**Activity:** Working from the entries below, give again each line from the first through the one containing "the relaxation end?", exactly and with nothing else.

**Source information:**
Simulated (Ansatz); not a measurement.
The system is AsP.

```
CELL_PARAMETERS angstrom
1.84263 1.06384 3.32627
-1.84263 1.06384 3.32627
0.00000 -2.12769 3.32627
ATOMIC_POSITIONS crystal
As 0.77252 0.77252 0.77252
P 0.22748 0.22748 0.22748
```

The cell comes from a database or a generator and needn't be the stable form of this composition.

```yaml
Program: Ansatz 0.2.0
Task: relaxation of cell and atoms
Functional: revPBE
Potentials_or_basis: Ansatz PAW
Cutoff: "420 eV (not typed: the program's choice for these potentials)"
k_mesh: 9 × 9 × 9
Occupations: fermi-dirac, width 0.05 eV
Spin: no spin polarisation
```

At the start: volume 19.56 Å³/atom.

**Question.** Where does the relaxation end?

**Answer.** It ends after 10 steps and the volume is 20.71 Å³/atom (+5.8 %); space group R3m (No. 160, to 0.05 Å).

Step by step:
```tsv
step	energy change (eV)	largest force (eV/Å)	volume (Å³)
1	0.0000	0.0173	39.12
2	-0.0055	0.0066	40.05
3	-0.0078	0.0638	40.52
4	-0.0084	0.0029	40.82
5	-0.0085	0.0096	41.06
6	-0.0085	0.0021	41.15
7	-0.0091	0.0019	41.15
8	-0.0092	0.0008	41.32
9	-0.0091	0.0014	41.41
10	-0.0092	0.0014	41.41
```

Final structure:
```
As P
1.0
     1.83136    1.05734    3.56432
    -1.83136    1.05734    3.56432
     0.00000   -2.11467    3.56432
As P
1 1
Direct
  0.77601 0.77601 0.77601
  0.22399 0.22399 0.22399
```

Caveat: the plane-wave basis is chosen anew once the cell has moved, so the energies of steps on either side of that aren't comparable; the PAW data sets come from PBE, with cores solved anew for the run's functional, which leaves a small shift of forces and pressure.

**Your response:**
Simulated (Ansatz); not a measurement.
The system is AsP.

```
CELL_PARAMETERS angstrom
1.84263 1.06384 3.32627
-1.84263 1.06384 3.32627
0.00000 -2.12769 3.32627
ATOMIC_POSITIONS crystal
As 0.77252 0.77252 0.77252
P 0.22748 0.22748 0.22748
```

The cell comes from a database or a generator and needn't be the stable form of this composition.

```yaml
Program: Ansatz 0.2.0
Task: relaxation of cell and atoms
Functional: revPBE
Potentials_or_basis: Ansatz PAW
Cutoff: "420 eV (not typed: the program's choice for these potentials)"
k_mesh: 9 × 9 × 9
Occupations: fermi-dirac, width 0.05 eV
Spin: no spin polarisation
```

At the start: volume 19.56 Å³/atom.

**Question.** Where does the relaxation end?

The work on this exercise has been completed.